INFORMATION PROVIDED ->

☆ ☆ ☆ ☆ ☆

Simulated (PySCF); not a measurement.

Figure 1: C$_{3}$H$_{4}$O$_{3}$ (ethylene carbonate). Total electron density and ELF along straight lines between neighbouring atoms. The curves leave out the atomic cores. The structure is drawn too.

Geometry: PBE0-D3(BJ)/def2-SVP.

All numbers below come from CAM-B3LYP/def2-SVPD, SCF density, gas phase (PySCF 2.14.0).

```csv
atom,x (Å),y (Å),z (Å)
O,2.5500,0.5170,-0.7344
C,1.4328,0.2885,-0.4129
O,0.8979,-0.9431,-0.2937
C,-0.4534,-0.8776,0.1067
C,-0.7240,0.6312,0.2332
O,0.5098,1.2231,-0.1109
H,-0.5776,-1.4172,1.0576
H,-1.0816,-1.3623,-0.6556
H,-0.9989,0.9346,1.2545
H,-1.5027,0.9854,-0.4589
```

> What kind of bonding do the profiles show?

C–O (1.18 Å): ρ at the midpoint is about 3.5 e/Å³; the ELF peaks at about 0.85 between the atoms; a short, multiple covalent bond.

☆ ☆ ☆ ☆ ☆

WORK REQUEST ->
Reproduce the data exactly, altering nothing.

WRITTEN REPLY ->
Simulated (PySCF); not a measurement.

Figure 1: C$_{3}$H$_{4}$O$_{3}$ (ethylene carbonate). Total electron density and ELF along straight lines between neighbouring atoms. The curves leave out the atomic cores. The structure is drawn too.

Geometry: PBE0-D3(BJ)/def2-SVP.

All numbers below come from CAM-B3LYP/def2-SVPD, SCF density, gas phase (PySCF 2.14.0).

```csv
atom,x (Å),y (Å),z (Å)
O,2.5500,0.5170,-0.7344
C,1.4328,0.2885,-0.4129
O,0.8979,-0.9431,-0.2937
C,-0.4534,-0.8776,0.1067
C,-0.7240,0.6312,0.2332
O,0.5098,1.2231,-0.1109
H,-0.5776,-1.4172,1.0576
H,-1.0816,-1.3623,-0.6556
H,-0.9989,0.9346,1.2545
H,-1.5027,0.9854,-0.4589
```

> What kind of bonding do the profiles show?

C–O (1.18 Å): ρ at the midpoint is about 3.5 e/Å³; the ELF peaks at about 0.85 between the atoms; a short, multiple covalent bond.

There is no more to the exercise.